Data: Begin
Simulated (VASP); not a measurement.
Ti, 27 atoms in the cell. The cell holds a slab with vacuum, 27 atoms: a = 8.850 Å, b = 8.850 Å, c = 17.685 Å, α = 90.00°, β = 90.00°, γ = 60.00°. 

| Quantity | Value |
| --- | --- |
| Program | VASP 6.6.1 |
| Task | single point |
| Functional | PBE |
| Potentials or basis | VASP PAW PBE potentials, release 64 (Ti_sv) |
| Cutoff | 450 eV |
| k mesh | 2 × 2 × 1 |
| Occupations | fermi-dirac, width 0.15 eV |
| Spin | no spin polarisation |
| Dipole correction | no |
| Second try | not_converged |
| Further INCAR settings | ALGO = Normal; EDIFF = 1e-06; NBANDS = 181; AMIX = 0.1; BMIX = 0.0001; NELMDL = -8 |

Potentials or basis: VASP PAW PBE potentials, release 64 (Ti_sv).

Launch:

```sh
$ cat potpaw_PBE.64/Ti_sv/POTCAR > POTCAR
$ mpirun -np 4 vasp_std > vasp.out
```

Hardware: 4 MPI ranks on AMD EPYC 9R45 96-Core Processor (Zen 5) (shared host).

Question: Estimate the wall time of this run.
Data: End

- _Work order_:
Lines from the start of the material through the line containing "Hardware: 4 MPI" are wanted. Write them out exactly.

- _Solution_:
Simulated (VASP); not a measurement.
Ti, 27 atoms in the cell. The cell holds a slab with vacuum, 27 atoms: a = 8.850 Å, b = 8.850 Å, c = 17.685 Å, α = 90.00°, β = 90.00°, γ = 60.00°. 

| Quantity | Value |
| --- | --- |
| Program | VASP 6.6.1 |
| Task | single point |
| Functional | PBE |
| Potentials or basis | VASP PAW PBE potentials, release 64 (Ti_sv) |
| Cutoff | 450 eV |
| k mesh | 2 × 2 × 1 |
| Occupations | fermi-dirac, width 0.15 eV |
| Spin | no spin polarisation |
| Dipole correction | no |
| Second try | not_converged |
| Further INCAR settings | ALGO = Normal; EDIFF = 1e-06; NBANDS = 181; AMIX = 0.1; BMIX = 0.0001; NELMDL = -8 |

Potentials or basis: VASP PAW PBE potentials, release 64 (Ti_sv).

Launch:

```sh
$ cat potpaw_PBE.64/Ti_sv/POTCAR > POTCAR
$ mpirun -np 4 vasp_std > vasp.out
```

Hardware: 4 MPI ranks on AMD EPYC 9R45 96-Core Processor (Zen 5) (shared host).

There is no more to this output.